• **Assigned task**
I would like the listing below retyped exactly, line by line.

BEGIN Information

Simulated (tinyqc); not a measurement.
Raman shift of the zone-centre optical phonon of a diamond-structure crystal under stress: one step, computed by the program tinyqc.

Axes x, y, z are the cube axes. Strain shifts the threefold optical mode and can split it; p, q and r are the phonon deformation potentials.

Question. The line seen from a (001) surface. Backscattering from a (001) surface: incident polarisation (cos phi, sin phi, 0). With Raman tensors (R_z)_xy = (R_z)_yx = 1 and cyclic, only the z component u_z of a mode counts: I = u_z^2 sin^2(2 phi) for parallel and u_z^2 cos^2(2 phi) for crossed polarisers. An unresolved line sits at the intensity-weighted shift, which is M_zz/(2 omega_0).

END Information

• **Response area**
Simulated (tinyqc); not a measurement.
Raman shift of the zone-centre optical phonon of a diamond-structure crystal under stress: one step, computed by the program tinyqc.

Axes x, y, z are the cube axes. Strain shifts the threefold optical mode and can split it; p, q and r are the phonon deformation potentials.

Question. The line seen from a (001) surface. Backscattering from a (001) surface: incident polarisation (cos phi, sin phi, 0). With Raman tensors (R_z)_xy = (R_z)_yx = 1 and cyclic, only the z component u_z of a mode counts: I = u_z^2 sin^2(2 phi) for parallel and u_z^2 cos^2(2 phi) for crossed polarisers. An unresolved line sits at the intensity-weighted shift, which is M_zz/(2 omega_0).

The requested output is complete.